[Records provided — start]

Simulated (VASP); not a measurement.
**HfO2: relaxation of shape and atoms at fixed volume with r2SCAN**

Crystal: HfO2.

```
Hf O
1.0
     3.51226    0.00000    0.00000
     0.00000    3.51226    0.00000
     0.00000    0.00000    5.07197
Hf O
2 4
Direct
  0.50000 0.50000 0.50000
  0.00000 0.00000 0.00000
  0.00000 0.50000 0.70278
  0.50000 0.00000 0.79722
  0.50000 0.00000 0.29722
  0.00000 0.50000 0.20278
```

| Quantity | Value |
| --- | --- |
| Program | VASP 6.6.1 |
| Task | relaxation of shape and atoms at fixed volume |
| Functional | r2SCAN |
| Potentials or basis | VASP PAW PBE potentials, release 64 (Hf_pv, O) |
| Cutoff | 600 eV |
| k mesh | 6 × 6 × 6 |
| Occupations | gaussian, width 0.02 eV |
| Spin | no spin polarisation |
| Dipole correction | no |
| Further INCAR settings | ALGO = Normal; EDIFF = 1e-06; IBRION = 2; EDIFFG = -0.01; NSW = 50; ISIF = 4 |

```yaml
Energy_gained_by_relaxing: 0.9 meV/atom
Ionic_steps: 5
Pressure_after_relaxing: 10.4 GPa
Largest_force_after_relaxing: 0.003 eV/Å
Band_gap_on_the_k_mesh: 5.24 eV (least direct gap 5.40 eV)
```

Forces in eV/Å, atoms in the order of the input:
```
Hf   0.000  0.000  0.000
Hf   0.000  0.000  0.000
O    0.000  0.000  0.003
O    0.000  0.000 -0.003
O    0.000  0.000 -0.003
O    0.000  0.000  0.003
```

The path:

[Records provided — finish]

▶ Work request
Could you output, exactly and with nothing else, the lines from the start of the records through the line containing "correction | no |"?

▶ Exercise solution
Simulated (VASP); not a measurement.
**HfO2: relaxation of shape and atoms at fixed volume with r2SCAN**

Crystal: HfO2.

```
Hf O
1.0
     3.51226    0.00000    0.00000
     0.00000    3.51226    0.00000
     0.00000    0.00000    5.07197
Hf O
2 4
Direct
  0.50000 0.50000 0.50000
  0.00000 0.00000 0.00000
  0.00000 0.50000 0.70278
  0.50000 0.00000 0.79722
  0.50000 0.00000 0.29722
  0.00000 0.50000 0.20278
```

| Quantity | Value |
| --- | --- |
| Program | VASP 6.6.1 |
| Task | relaxation of shape and atoms at fixed volume |
| Functional | r2SCAN |
| Potentials or basis | VASP PAW PBE potentials, release 64 (Hf_pv, O) |
| Cutoff | 600 eV |
| k mesh | 6 × 6 × 6 |
| Occupations | gaussian, width 0.02 eV |
| Spin | no spin polarisation |
| Dipole correction | no |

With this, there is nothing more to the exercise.